Exercise:
An exact copy of every entry below is needed.

Data records:
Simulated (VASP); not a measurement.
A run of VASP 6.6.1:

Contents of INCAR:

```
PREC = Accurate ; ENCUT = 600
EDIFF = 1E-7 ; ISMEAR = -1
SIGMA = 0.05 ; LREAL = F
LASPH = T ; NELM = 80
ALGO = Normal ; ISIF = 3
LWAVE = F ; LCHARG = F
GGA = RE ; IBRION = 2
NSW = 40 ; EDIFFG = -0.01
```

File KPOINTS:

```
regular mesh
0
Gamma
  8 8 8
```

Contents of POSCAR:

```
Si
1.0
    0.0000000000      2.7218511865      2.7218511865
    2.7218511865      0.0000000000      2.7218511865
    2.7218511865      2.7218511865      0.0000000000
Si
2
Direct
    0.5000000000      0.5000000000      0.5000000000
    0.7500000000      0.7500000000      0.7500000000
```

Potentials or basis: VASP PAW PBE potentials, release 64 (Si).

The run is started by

Answer section:
Simulated (VASP); not a measurement.
A run of VASP 6.6.1:

Contents of INCAR:

```
PREC = Accurate ; ENCUT = 600
EDIFF = 1E-7 ; ISMEAR = -1
SIGMA = 0.05 ; LREAL = F
LASPH = T ; NELM = 80
ALGO = Normal ; ISIF = 3
LWAVE = F ; LCHARG = F
GGA = RE ; IBRION = 2
NSW = 40 ; EDIFFG = -0.01
```

File KPOINTS:

```
regular mesh
0
Gamma
  8 8 8
```

Contents of POSCAR:

```
Si
1.0
    0.0000000000      2.7218511865      2.7218511865
    2.7218511865      0.0000000000      2.7218511865
    2.7218511865      2.7218511865      0.0000000000
Si
2
Direct
    0.5000000000      0.5000000000      0.5000000000
    0.7500000000      0.7500000000      0.7500000000
```

Potentials or basis: VASP PAW PBE potentials, release 64 (Si).

The run is started by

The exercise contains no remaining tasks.